### ACTIVITY
What do the lines say, reproduced word for word, from the first of the entries below through the line bearing "Under r²SCAN: B"?

### LISTED ENTRIES
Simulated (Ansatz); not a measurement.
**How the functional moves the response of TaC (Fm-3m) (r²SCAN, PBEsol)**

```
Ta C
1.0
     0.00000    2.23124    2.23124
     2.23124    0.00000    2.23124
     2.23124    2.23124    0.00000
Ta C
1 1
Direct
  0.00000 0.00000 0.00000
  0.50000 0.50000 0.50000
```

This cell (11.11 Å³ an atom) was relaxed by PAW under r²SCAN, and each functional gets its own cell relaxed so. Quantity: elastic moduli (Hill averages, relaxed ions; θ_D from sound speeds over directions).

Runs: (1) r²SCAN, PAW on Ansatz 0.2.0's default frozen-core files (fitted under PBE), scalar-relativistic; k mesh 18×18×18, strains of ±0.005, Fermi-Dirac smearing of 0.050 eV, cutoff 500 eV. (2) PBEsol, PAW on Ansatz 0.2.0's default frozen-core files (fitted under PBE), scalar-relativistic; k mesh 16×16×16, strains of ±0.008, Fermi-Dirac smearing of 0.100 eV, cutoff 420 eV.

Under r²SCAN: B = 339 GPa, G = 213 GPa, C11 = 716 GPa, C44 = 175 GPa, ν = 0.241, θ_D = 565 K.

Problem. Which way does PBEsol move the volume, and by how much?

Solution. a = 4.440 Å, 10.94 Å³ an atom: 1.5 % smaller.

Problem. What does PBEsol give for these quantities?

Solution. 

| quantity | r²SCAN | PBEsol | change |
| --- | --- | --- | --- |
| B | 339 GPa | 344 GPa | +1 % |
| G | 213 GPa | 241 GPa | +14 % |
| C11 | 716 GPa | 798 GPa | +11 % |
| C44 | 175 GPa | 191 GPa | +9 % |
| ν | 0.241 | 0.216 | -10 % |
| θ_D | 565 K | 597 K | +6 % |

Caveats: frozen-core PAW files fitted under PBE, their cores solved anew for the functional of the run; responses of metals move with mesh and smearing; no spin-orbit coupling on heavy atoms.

### EXERCISE RESPONSE
Simulated (Ansatz); not a measurement.
**How the functional moves the response of TaC (Fm-3m) (r²SCAN, PBEsol)**

```
Ta C
1.0
     0.00000    2.23124    2.23124
     2.23124    0.00000    2.23124
     2.23124    2.23124    0.00000
Ta C
1 1
Direct
  0.00000 0.00000 0.00000
  0.50000 0.50000 0.50000
```

This cell (11.11 Å³ an atom) was relaxed by PAW under r²SCAN, and each functional gets its own cell relaxed so. Quantity: elastic moduli (Hill averages, relaxed ions; θ_D from sound speeds over directions).

Runs: (1) r²SCAN, PAW on Ansatz 0.2.0's default frozen-core files (fitted under PBE), scalar-relativistic; k mesh 18×18×18, strains of ±0.005, Fermi-Dirac smearing of 0.050 eV, cutoff 500 eV. (2) PBEsol, PAW on Ansatz 0.2.0's default frozen-core files (fitted under PBE), scalar-relativistic; k mesh 16×16×16, strains of ±0.008, Fermi-Dirac smearing of 0.100 eV, cutoff 420 eV.

Under r²SCAN: B = 339 GPa, G = 213 GPa, C11 = 716 GPa, C44 = 175 GPa, ν = 0.241, θ_D = 565 K.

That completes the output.